Assigned task - The expected output is the first line of the data below and every line after it, up to and including the line containing "A solution holds", each reproduced exactly.

Source material -
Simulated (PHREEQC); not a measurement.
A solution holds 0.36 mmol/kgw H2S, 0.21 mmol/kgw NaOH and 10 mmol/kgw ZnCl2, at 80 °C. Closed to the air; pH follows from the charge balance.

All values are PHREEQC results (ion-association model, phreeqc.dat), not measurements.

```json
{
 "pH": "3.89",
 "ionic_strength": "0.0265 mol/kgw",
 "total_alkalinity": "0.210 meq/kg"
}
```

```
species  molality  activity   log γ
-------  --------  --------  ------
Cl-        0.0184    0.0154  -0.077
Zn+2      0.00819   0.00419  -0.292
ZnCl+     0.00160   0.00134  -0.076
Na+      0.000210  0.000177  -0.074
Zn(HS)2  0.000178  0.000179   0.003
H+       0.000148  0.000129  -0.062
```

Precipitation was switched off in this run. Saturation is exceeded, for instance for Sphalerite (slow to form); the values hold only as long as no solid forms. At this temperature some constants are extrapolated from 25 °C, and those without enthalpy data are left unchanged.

Answer area -
Simulated (PHREEQC); not a measurement.
A solution holds 0.36 mmol/kgw H2S, 0.21 mmol/kgw NaOH and 10 mmol/kgw ZnCl2, at 80 °C. Closed to the air; pH follows from the charge balance.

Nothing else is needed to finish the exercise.